▸ **WORK ORDER**:
Give again, word for word, every line below from the one that has "## (1) Set-up" through the one that has "It takes space", both included, and no others.

▸ **RECORDS SUPPLIED**:
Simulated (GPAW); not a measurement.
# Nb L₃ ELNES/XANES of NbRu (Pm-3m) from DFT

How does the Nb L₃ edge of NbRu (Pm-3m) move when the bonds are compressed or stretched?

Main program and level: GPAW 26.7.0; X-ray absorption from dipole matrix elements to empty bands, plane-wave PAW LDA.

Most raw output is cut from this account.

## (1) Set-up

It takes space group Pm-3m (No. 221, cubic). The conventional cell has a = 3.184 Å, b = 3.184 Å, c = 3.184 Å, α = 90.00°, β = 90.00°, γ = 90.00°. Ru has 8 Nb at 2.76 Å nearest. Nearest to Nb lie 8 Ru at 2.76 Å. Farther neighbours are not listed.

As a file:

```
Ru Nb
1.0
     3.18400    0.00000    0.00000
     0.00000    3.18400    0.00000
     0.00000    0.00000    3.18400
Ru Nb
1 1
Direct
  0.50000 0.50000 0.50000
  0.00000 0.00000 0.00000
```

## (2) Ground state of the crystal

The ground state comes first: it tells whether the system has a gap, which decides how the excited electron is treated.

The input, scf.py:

▸ **ANSWER AREA**:
## (1) Set-up

It takes space group Pm-3m (No. 221, cubic). The conventional cell has a = 3.184 Å, b = 3.184 Å, c = 3.184 Å, α = 90.00°, β = 90.00°, γ = 90.00°. Ru has 8 Nb at 2.76 Å nearest. Nearest to Nb lie 8 Ru at 2.76 Å. Farther neighbours are not listed.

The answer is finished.